▶ [Information provided]:
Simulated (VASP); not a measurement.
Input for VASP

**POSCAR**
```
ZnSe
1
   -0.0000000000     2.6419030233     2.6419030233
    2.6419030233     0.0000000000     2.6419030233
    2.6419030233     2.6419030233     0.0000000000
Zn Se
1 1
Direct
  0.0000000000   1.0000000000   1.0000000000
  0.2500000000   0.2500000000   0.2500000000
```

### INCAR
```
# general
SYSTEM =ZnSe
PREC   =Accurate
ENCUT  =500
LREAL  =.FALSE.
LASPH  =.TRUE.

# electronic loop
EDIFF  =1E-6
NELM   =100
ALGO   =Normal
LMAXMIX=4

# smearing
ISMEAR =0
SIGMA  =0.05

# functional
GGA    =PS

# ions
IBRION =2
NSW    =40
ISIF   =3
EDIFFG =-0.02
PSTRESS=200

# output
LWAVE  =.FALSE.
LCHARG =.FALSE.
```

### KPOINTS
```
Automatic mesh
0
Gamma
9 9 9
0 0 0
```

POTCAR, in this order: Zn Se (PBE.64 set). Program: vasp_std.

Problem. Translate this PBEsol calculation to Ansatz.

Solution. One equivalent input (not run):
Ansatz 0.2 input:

▶ [Activity]: Repeat the whole listing exactly, with no omissions.

▶ [Written answer]:
Simulated (VASP); not a measurement.
Input for VASP

**POSCAR**
```
ZnSe
1
   -0.0000000000     2.6419030233     2.6419030233
    2.6419030233     0.0000000000     2.6419030233
    2.6419030233     2.6419030233     0.0000000000
Zn Se
1 1
Direct
  0.0000000000   1.0000000000   1.0000000000
  0.2500000000   0.2500000000   0.2500000000
```

### INCAR
```
# general
SYSTEM =ZnSe
PREC   =Accurate
ENCUT  =500
LREAL  =.FALSE.
LASPH  =.TRUE.

# electronic loop
EDIFF  =1E-6
NELM   =100
ALGO   =Normal
LMAXMIX=4

# smearing
ISMEAR =0
SIGMA  =0.05

# functional
GGA    =PS

# ions
IBRION =2
NSW    =40
ISIF   =3
EDIFFG =-0.02
PSTRESS=200

# output
LWAVE  =.FALSE.
LCHARG =.FALSE.
```

### KPOINTS
```
Automatic mesh
0
Gamma
9 9 9
0 0 0
```

POTCAR, in this order: Zn Se (PBE.64 set). Program: vasp_std.

Problem. Translate this PBEsol calculation to Ansatz.

Solution. One equivalent input (not run):
Ansatz 0.2 input:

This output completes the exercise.